*** Begin section ***
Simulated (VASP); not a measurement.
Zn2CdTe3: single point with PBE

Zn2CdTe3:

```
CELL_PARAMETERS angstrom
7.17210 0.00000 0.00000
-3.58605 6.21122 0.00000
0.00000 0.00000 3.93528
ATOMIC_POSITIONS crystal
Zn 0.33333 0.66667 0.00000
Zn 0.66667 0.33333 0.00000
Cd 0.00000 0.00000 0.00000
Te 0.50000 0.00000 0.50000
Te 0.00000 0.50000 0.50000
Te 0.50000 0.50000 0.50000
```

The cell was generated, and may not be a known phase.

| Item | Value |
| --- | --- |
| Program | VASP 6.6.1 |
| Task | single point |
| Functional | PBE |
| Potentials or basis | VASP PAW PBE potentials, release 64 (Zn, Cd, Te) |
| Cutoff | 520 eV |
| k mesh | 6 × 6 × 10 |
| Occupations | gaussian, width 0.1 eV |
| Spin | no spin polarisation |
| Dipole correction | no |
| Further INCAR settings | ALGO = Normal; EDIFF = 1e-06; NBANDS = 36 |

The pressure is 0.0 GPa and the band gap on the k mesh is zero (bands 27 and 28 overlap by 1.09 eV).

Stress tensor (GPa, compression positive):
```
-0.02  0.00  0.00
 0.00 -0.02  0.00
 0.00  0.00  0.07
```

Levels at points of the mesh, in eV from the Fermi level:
*** End section ***

*ACTION ITEM*: For the material above, reproduce exactly the lines from the line with "Item | Value |" to the line with "NBANDS = 36 |", inclusive, and exclude all others.

*EXERCISE RESPONSE*:
| Item | Value |
| --- | --- |
| Program | VASP 6.6.1 |
| Task | single point |
| Functional | PBE |
| Potentials or basis | VASP PAW PBE potentials, release 64 (Zn, Cd, Te) |
| Cutoff | 520 eV |
| k mesh | 6 × 6 × 10 |
| Occupations | gaussian, width 0.1 eV |
| Spin | no spin polarisation |
| Dipole correction | no |
| Further INCAR settings | ALGO = Normal; EDIFF = 1e-06; NBANDS = 36 |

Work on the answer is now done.